Segment Start: Record extracts

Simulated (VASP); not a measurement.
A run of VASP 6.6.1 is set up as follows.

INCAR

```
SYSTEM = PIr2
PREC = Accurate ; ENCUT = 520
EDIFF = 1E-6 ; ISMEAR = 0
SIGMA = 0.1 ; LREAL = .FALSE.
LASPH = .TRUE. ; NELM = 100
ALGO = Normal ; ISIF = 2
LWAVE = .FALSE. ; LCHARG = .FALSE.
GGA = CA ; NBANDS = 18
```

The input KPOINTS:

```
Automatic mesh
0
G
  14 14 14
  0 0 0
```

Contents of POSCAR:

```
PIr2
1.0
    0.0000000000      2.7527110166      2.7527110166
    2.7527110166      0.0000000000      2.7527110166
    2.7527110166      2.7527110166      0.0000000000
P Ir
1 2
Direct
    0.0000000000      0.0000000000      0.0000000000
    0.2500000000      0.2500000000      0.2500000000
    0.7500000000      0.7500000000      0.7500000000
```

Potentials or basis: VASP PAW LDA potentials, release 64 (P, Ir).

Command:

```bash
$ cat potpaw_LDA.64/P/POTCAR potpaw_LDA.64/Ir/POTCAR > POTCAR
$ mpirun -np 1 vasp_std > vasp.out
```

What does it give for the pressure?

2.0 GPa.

Segment End: Record extracts

Required action
Word for word, reproduce the listing above from its start up to and including the line that has "What does it give for the pressure?". Give only those lines.

Result
Simulated (VASP); not a measurement.
A run of VASP 6.6.1 is set up as follows.

INCAR

```
SYSTEM = PIr2
PREC = Accurate ; ENCUT = 520
EDIFF = 1E-6 ; ISMEAR = 0
SIGMA = 0.1 ; LREAL = .FALSE.
LASPH = .TRUE. ; NELM = 100
ALGO = Normal ; ISIF = 2
LWAVE = .FALSE. ; LCHARG = .FALSE.
GGA = CA ; NBANDS = 18
```

The input KPOINTS:

```
Automatic mesh
0
G
  14 14 14
  0 0 0
```

Contents of POSCAR:

```
PIr2
1.0
    0.0000000000      2.7527110166      2.7527110166
    2.7527110166      0.0000000000      2.7527110166
    2.7527110166      2.7527110166      0.0000000000
P Ir
1 2
Direct
    0.0000000000      0.0000000000      0.0000000000
    0.2500000000      0.2500000000      0.2500000000
    0.7500000000      0.7500000000      0.7500000000
```

Potentials or basis: VASP PAW LDA potentials, release 64 (P, Ir).

Command:

```bash
$ cat potpaw_LDA.64/P/POTCAR potpaw_LDA.64/Ir/POTCAR > POTCAR
$ mpirun -np 1 vasp_std > vasp.out
```

What does it give for the pressure?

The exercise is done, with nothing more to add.